**Action item**
Make an exact copy of the records below. Include every line.

**Dataset entries**
== Segment start ==
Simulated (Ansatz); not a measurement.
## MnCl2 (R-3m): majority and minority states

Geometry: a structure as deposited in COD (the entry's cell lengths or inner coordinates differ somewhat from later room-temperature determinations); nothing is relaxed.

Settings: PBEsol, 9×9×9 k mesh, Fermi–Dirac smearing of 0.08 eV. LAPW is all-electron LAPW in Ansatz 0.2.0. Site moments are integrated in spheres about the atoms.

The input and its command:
== Segment end ==

**Exercise output**
Simulated (Ansatz); not a measurement.
## MnCl2 (R-3m): majority and minority states

Geometry: a structure as deposited in COD (the entry's cell lengths or inner coordinates differ somewhat from later room-temperature determinations); nothing is relaxed.

Settings: PBEsol, 9×9×9 k mesh, Fermi–Dirac smearing of 0.08 eV. LAPW is all-electron LAPW in Ansatz 0.2.0. Site moments are integrated in spheres about the atoms.

The input and its command:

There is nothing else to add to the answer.